---------------
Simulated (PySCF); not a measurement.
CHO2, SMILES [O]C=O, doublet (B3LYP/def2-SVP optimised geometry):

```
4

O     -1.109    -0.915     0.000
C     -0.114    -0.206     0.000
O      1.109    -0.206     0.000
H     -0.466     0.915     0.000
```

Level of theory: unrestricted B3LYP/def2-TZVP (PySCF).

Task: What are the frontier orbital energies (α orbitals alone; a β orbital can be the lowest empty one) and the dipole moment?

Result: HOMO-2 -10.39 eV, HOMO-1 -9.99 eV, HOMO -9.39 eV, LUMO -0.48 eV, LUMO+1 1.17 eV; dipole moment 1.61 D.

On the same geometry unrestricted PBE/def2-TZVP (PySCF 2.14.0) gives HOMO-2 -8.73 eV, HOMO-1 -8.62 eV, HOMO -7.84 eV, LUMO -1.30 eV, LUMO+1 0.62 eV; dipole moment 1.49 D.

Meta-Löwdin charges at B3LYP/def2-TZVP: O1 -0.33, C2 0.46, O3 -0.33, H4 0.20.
---------------

- WORK ITEM
Copy exactly the lines that run from the first line of the data to the line containing "On the same", please, with both ends included and nothing else.

- RESPONSE
Simulated (PySCF); not a measurement.
CHO2, SMILES [O]C=O, doublet (B3LYP/def2-SVP optimised geometry):

```
4

O     -1.109    -0.915     0.000
C     -0.114    -0.206     0.000
O      1.109    -0.206     0.000
H     -0.466     0.915     0.000
```

Level of theory: unrestricted B3LYP/def2-TZVP (PySCF).

Task: What are the frontier orbital energies (α orbitals alone; a β orbital can be the lowest empty one) and the dipole moment?

Result: HOMO-2 -10.39 eV, HOMO-1 -9.99 eV, HOMO -9.39 eV, LUMO -0.48 eV, LUMO+1 1.17 eV; dipole moment 1.61 D.

On the same geometry unrestricted PBE/def2-TZVP (PySCF 2.14.0) gives HOMO-2 -8.73 eV, HOMO-1 -8.62 eV, HOMO -7.84 eV, LUMO -1.30 eV, LUMO+1 0.62 eV; dipole moment 1.49 D.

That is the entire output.